• • • • • • •

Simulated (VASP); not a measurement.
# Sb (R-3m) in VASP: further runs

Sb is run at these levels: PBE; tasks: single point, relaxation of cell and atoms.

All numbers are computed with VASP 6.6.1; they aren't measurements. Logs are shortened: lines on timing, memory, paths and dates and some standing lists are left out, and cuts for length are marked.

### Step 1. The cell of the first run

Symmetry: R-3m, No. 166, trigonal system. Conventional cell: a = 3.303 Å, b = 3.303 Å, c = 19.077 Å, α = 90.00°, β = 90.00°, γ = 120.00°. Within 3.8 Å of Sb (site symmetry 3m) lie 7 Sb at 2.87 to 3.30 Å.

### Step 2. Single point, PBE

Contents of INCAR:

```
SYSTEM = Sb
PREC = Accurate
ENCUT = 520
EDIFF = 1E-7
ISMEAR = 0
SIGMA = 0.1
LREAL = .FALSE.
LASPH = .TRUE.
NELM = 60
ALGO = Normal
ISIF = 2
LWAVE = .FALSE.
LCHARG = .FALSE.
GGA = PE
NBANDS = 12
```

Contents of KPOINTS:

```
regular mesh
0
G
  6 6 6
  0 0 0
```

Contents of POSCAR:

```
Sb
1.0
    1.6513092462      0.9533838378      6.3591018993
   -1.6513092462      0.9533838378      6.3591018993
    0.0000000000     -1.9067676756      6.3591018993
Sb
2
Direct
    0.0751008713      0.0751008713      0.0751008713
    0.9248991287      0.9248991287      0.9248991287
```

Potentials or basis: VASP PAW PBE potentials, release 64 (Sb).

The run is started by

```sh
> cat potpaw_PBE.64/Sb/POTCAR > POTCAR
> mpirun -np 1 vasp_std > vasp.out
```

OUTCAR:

• • • • • • •

* Work item: Starting at the first line of the data above, please restate word for word every line up to and including the one that holds "### Step 1. The cell of the first run", and add nothing else.

* Response box:
Simulated (VASP); not a measurement.
# Sb (R-3m) in VASP: further runs

Sb is run at these levels: PBE; tasks: single point, relaxation of cell and atoms.

All numbers are computed with VASP 6.6.1; they aren't measurements. Logs are shortened: lines on timing, memory, paths and dates and some standing lists are left out, and cuts for length are marked.

### Step 1. The cell of the first run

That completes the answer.